SOURCE DATA —
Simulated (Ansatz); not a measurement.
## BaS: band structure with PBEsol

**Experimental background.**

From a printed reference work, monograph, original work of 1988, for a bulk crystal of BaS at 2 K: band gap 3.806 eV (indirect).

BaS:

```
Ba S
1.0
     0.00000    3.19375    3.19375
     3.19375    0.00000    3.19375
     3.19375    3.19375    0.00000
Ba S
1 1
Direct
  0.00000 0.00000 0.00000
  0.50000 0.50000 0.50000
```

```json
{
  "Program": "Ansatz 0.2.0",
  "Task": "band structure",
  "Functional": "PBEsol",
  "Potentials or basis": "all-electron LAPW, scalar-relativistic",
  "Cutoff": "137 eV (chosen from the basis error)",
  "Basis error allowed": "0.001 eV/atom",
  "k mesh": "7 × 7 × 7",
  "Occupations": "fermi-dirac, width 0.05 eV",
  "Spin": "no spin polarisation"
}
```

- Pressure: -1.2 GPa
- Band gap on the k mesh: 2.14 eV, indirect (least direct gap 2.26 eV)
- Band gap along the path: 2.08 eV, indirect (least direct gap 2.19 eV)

BRIEF —
From the first line to the last, transcribe the data exactly.

REPLY —
Simulated (Ansatz); not a measurement.
## BaS: band structure with PBEsol

**Experimental background.**

From a printed reference work, monograph, original work of 1988, for a bulk crystal of BaS at 2 K: band gap 3.806 eV (indirect).

BaS:

```
Ba S
1.0
     0.00000    3.19375    3.19375
     3.19375    0.00000    3.19375
     3.19375    3.19375    0.00000
Ba S
1 1
Direct
  0.00000 0.00000 0.00000
  0.50000 0.50000 0.50000
```

```json
{
  "Program": "Ansatz 0.2.0",
  "Task": "band structure",
  "Functional": "PBEsol",
  "Potentials or basis": "all-electron LAPW, scalar-relativistic",
  "Cutoff": "137 eV (chosen from the basis error)",
  "Basis error allowed": "0.001 eV/atom",
  "k mesh": "7 × 7 × 7",
  "Occupations": "fermi-dirac, width 0.05 eV",
  "Spin": "no spin polarisation"
}
```

- Pressure: -1.2 GPa
- Band gap on the k mesh: 2.14 eV, indirect (least direct gap 2.26 eV)
- Band gap along the path: 2.08 eV, indirect (least direct gap 2.19 eV)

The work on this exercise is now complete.